→ **Work item**: For the records below, output each line exactly as it appears, from the first through the line with "Stackings of close-packed".

→ **Extracted entries**:
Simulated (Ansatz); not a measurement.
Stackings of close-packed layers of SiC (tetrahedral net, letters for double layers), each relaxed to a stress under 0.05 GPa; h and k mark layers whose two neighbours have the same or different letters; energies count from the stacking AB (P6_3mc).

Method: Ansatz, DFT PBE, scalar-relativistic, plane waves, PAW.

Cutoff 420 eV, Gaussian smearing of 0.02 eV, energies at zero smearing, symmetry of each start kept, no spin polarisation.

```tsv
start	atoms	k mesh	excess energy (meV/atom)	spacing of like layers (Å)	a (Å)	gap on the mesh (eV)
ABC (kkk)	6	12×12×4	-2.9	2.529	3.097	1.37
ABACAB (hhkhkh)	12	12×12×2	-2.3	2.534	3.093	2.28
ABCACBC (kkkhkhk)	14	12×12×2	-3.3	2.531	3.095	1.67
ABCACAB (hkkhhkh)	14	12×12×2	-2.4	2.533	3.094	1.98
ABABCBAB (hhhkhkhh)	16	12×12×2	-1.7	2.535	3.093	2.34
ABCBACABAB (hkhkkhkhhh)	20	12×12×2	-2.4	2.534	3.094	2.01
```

→ **Response**:
Simulated (Ansatz); not a measurement.
Stackings of close-packed layers of SiC (tetrahedral net, letters for double layers), each relaxed to a stress under 0.05 GPa; h and k mark layers whose two neighbours have the same or different letters; energies count from the stacking AB (P6_3mc).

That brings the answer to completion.